Data for review:
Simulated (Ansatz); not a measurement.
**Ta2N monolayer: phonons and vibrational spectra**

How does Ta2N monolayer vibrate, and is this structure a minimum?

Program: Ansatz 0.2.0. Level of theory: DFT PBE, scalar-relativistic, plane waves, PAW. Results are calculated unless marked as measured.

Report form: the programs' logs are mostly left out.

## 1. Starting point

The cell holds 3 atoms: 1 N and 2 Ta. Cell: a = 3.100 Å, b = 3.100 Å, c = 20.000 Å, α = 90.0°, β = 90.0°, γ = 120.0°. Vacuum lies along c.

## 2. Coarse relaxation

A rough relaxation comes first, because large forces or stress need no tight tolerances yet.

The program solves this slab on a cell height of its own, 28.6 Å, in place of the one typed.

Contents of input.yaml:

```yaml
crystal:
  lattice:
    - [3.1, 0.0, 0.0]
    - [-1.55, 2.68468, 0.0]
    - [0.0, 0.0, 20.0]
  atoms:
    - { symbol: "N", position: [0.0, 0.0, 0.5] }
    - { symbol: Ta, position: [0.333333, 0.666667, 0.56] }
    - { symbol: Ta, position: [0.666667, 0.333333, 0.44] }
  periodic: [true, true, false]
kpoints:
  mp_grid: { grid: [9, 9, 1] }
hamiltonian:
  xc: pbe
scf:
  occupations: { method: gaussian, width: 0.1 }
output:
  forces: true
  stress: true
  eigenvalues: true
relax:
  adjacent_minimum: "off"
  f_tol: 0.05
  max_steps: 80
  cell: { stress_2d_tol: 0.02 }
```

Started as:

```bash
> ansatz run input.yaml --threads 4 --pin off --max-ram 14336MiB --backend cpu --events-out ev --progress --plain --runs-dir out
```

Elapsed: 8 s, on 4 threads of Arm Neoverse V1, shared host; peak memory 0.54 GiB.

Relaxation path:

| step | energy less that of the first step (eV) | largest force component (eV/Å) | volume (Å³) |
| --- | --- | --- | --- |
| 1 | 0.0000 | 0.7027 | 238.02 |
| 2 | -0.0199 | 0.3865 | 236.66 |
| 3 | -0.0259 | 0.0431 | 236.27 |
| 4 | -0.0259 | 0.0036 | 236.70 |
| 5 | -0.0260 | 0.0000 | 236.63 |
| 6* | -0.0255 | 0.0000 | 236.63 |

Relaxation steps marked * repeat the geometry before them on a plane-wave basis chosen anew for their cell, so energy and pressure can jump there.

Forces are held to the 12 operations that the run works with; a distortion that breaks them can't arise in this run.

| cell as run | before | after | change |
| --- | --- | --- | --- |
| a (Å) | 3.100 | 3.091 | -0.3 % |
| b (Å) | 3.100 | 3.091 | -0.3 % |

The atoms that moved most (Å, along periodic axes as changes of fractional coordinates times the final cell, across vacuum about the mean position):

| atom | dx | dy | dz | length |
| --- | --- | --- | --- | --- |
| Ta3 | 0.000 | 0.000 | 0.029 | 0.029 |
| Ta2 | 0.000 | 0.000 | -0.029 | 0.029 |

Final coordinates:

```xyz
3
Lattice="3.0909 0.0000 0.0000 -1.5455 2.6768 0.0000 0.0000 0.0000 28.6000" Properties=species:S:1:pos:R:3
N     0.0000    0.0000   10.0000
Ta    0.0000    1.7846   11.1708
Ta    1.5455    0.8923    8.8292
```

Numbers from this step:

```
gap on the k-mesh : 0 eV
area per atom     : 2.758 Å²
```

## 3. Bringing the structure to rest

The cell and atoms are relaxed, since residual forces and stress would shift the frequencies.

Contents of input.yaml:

Work request: What is needed is an exact copy of the entries from their first line down to the line with "A rough relaxation", that line included, and nothing beyond it.

Your solution:
Simulated (Ansatz); not a measurement.
**Ta2N monolayer: phonons and vibrational spectra**

How does Ta2N monolayer vibrate, and is this structure a minimum?

Program: Ansatz 0.2.0. Level of theory: DFT PBE, scalar-relativistic, plane waves, PAW. Results are calculated unless marked as measured.

Report form: the programs' logs are mostly left out.

## 1. Starting point

The cell holds 3 atoms: 1 N and 2 Ta. Cell: a = 3.100 Å, b = 3.100 Å, c = 20.000 Å, α = 90.0°, β = 90.0°, γ = 120.0°. Vacuum lies along c.

## 2. Coarse relaxation

A rough relaxation comes first, because large forces or stress need no tight tolerances yet.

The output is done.